━━━ RECORDS PROVIDED
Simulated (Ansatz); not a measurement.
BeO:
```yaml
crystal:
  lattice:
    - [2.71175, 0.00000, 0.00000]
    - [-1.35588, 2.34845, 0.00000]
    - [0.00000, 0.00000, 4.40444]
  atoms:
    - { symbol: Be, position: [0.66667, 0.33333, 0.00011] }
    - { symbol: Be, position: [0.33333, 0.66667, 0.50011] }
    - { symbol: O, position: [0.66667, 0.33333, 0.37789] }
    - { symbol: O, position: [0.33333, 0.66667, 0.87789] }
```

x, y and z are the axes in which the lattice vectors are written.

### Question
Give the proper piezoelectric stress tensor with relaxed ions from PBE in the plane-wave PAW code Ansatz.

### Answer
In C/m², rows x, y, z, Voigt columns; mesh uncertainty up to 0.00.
━━━━━━

= WORK TASK =
Once you have read the records, output each one exactly as written.

= REPLY =
Simulated (Ansatz); not a measurement.
BeO:
```yaml
crystal:
  lattice:
    - [2.71175, 0.00000, 0.00000]
    - [-1.35588, 2.34845, 0.00000]
    - [0.00000, 0.00000, 4.40444]
  atoms:
    - { symbol: Be, position: [0.66667, 0.33333, 0.00011] }
    - { symbol: Be, position: [0.33333, 0.66667, 0.50011] }
    - { symbol: O, position: [0.66667, 0.33333, 0.37789] }
    - { symbol: O, position: [0.33333, 0.66667, 0.87789] }
```

x, y and z are the axes in which the lattice vectors are written.

### Question
Give the proper piezoelectric stress tensor with relaxed ions from PBE in the plane-wave PAW code Ansatz.

### Answer
In C/m², rows x, y, z, Voigt columns; mesh uncertainty up to 0.00.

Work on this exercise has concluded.